WORK INSTRUCTION
In full and without alteration, write out the records.

EXTRACTED MATERIAL
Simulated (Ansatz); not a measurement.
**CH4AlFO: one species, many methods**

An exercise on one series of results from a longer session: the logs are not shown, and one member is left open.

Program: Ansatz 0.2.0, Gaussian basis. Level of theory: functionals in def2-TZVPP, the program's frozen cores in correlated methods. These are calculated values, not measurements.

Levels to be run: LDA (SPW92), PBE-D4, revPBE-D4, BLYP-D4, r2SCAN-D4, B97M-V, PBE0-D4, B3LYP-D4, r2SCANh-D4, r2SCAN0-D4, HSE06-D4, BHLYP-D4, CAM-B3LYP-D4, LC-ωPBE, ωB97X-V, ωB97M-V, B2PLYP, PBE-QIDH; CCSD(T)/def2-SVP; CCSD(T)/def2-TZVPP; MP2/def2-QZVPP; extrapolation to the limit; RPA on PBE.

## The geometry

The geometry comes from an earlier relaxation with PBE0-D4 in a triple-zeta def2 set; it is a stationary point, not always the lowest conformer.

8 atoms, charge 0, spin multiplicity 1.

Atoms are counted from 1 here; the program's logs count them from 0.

EXERCISE RESULT
Simulated (Ansatz); not a measurement.
**CH4AlFO: one species, many methods**

An exercise on one series of results from a longer session: the logs are not shown, and one member is left open.

Program: Ansatz 0.2.0, Gaussian basis. Level of theory: functionals in def2-TZVPP, the program's frozen cores in correlated methods. These are calculated values, not measurements.

Levels to be run: LDA (SPW92), PBE-D4, revPBE-D4, BLYP-D4, r2SCAN-D4, B97M-V, PBE0-D4, B3LYP-D4, r2SCANh-D4, r2SCAN0-D4, HSE06-D4, BHLYP-D4, CAM-B3LYP-D4, LC-ωPBE, ωB97X-V, ωB97M-V, B2PLYP, PBE-QIDH; CCSD(T)/def2-SVP; CCSD(T)/def2-TZVPP; MP2/def2-QZVPP; extrapolation to the limit; RPA on PBE.

## The geometry

The geometry comes from an earlier relaxation with PBE0-D4 in a triple-zeta def2 set; it is a stationary point, not always the lowest conformer.

8 atoms, charge 0, spin multiplicity 1.

Atoms are counted from 1 here; the program's logs count them from 0.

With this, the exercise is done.